Data shown:
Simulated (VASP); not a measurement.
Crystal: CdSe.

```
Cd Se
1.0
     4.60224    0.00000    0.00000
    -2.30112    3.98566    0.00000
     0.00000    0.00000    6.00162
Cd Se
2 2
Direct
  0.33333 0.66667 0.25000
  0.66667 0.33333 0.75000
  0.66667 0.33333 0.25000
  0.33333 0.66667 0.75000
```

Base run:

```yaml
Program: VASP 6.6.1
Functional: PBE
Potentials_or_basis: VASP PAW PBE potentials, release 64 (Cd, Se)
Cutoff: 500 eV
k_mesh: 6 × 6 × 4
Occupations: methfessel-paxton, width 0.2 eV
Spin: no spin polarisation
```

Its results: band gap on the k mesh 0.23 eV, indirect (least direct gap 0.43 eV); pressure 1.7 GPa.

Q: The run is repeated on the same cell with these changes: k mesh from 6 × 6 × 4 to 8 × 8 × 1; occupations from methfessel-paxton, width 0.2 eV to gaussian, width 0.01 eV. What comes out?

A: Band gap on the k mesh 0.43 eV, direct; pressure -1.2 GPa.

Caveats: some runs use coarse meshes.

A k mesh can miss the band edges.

Work item: Leave out every line after the one with "Caveats: some runs use coarse meshes.". Reproduce the material above exactly from its first line through that line.

Worked solution:
Simulated (VASP); not a measurement.
Crystal: CdSe.

```
Cd Se
1.0
     4.60224    0.00000    0.00000
    -2.30112    3.98566    0.00000
     0.00000    0.00000    6.00162
Cd Se
2 2
Direct
  0.33333 0.66667 0.25000
  0.66667 0.33333 0.75000
  0.66667 0.33333 0.25000
  0.33333 0.66667 0.75000
```

Base run:

```yaml
Program: VASP 6.6.1
Functional: PBE
Potentials_or_basis: VASP PAW PBE potentials, release 64 (Cd, Se)
Cutoff: 500 eV
k_mesh: 6 × 6 × 4
Occupations: methfessel-paxton, width 0.2 eV
Spin: no spin polarisation
```

Its results: band gap on the k mesh 0.23 eV, indirect (least direct gap 0.43 eV); pressure 1.7 GPa.

Q: The run is repeated on the same cell with these changes: k mesh from 6 × 6 × 4 to 8 × 8 × 1; occupations from methfessel-paxton, width 0.2 eV to gaussian, width 0.01 eV. What comes out?

A: Band gap on the k mesh 0.43 eV, direct; pressure -1.2 GPa.

Caveats: some runs use coarse meshes.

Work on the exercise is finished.